- _Work order_:
Give back exactly the lines of the entries below from the line with "the same quantities?" to the line with "Atom by atom", inclusive, and only those.

- _Extracted material_:
--- --- ---

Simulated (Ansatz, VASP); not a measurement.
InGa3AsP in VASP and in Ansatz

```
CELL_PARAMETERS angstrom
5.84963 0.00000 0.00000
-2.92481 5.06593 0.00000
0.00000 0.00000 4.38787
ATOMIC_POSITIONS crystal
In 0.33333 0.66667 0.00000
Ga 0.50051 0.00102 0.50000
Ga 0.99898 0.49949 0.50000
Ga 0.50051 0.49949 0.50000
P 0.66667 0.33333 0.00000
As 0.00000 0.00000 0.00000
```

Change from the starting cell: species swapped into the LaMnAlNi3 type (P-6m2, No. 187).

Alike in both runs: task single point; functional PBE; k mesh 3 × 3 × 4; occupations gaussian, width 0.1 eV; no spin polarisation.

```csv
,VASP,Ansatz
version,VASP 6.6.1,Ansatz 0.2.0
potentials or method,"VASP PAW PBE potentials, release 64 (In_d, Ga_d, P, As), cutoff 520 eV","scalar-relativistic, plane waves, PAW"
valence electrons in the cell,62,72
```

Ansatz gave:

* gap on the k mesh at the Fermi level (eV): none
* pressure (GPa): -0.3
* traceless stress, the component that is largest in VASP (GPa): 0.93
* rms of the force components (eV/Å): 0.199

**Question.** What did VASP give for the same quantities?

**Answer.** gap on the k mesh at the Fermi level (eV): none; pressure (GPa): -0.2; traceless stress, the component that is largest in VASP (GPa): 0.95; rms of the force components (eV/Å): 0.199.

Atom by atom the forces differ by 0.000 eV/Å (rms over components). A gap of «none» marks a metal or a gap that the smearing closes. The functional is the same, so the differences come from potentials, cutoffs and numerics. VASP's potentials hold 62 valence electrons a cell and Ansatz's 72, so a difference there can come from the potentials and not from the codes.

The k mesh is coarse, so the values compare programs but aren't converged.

--- --- ---

- _Your response_:
**Question.** What did VASP give for the same quantities?

**Answer.** gap on the k mesh at the Fermi level (eV): none; pressure (GPa): -0.2; traceless stress, the component that is largest in VASP (GPa): 0.95; rms of the force components (eV/Å): 0.199.

Atom by atom the forces differ by 0.000 eV/Å (rms over components). A gap of «none» marks a metal or a gap that the smearing closes. The functional is the same, so the differences come from potentials, cutoffs and numerics. VASP's potentials hold 62 valence electrons a cell and Ansatz's 72, so a difference there can come from the potentials and not from the codes.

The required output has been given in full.